SOURCE DATA:
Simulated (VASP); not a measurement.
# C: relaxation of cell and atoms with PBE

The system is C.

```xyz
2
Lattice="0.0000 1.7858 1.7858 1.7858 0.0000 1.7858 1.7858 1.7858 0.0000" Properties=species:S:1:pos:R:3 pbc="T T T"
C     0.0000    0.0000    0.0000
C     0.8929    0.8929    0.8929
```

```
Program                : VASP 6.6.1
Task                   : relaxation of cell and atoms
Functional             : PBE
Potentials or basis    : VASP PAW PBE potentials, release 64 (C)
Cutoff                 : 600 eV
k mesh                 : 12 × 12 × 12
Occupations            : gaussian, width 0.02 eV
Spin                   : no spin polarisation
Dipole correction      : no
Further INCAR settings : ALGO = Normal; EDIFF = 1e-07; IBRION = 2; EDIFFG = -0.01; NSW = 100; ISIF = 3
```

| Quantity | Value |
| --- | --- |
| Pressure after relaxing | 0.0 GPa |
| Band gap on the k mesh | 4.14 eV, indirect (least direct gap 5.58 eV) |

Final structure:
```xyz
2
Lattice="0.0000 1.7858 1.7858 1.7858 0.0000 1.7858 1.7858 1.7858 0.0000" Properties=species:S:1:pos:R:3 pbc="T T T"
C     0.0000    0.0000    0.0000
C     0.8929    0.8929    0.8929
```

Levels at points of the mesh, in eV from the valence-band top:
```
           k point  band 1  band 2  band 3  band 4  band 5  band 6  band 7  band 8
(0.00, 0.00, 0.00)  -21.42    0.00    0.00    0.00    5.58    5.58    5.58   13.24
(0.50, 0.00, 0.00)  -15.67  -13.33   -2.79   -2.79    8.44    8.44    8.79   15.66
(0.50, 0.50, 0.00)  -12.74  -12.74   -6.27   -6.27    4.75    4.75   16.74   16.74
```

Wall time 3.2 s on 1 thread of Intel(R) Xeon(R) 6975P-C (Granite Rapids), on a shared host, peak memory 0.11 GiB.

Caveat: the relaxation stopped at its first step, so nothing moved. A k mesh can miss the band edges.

ACTIVITY: Only the lines from the first line of the material above through the line that contains "Wall time 3.2" should be quoted, each one exactly.

EXERCISE RESULT:
Simulated (VASP); not a measurement.
# C: relaxation of cell and atoms with PBE

The system is C.

```xyz
2
Lattice="0.0000 1.7858 1.7858 1.7858 0.0000 1.7858 1.7858 1.7858 0.0000" Properties=species:S:1:pos:R:3 pbc="T T T"
C     0.0000    0.0000    0.0000
C     0.8929    0.8929    0.8929
```

```
Program                : VASP 6.6.1
Task                   : relaxation of cell and atoms
Functional             : PBE
Potentials or basis    : VASP PAW PBE potentials, release 64 (C)
Cutoff                 : 600 eV
k mesh                 : 12 × 12 × 12
Occupations            : gaussian, width 0.02 eV
Spin                   : no spin polarisation
Dipole correction      : no
Further INCAR settings : ALGO = Normal; EDIFF = 1e-07; IBRION = 2; EDIFFG = -0.01; NSW = 100; ISIF = 3
```

| Quantity | Value |
| --- | --- |
| Pressure after relaxing | 0.0 GPa |
| Band gap on the k mesh | 4.14 eV, indirect (least direct gap 5.58 eV) |

Final structure:
```xyz
2
Lattice="0.0000 1.7858 1.7858 1.7858 0.0000 1.7858 1.7858 1.7858 0.0000" Properties=species:S:1:pos:R:3 pbc="T T T"
C     0.0000    0.0000    0.0000
C     0.8929    0.8929    0.8929
```

Levels at points of the mesh, in eV from the valence-band top:
```
           k point  band 1  band 2  band 3  band 4  band 5  band 6  band 7  band 8
(0.00, 0.00, 0.00)  -21.42    0.00    0.00    0.00    5.58    5.58    5.58   13.24
(0.50, 0.00, 0.00)  -15.67  -13.33   -2.79   -2.79    8.44    8.44    8.79   15.66
(0.50, 0.50, 0.00)  -12.74  -12.74   -6.27   -6.27    4.75    4.75   16.74   16.74
```

Wall time 3.2 s on 1 thread of Intel(R) Xeon(R) 6975P-C (Granite Rapids), on a shared host, peak memory 0.11 GiB.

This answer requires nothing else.